------------

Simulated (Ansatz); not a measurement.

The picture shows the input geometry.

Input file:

------------

Return exactly the opening lines of the listing above, ending with the line that has "The picture shows the input geometry.".

■ Task output ■
Simulated (Ansatz); not a measurement.

The picture shows the input geometry.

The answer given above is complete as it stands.